• Work instruction: Repeat word for word the opening stretch of the entries, from the first line through the line containing "# Atomic SCF run for Cu".

#####
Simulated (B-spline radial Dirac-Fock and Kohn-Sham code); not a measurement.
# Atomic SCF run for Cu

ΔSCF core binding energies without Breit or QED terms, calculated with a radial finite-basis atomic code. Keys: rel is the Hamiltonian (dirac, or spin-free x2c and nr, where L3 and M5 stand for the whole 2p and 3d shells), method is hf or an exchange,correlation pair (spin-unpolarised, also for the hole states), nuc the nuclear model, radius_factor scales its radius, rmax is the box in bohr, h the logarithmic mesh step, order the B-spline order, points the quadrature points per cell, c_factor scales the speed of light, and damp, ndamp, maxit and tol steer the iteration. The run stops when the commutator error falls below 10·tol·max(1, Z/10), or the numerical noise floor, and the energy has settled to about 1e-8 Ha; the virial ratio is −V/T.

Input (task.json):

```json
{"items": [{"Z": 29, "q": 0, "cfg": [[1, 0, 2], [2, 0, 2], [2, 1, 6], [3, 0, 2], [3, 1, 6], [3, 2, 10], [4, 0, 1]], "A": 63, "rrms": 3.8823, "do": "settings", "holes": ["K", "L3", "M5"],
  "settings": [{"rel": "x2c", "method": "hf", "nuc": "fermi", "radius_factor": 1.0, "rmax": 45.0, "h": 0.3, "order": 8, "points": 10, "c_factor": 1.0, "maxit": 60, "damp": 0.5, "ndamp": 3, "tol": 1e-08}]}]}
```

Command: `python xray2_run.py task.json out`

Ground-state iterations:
#####

• Problem solution:
Simulated (B-spline radial Dirac-Fock and Kohn-Sham code); not a measurement.
# Atomic SCF run for Cu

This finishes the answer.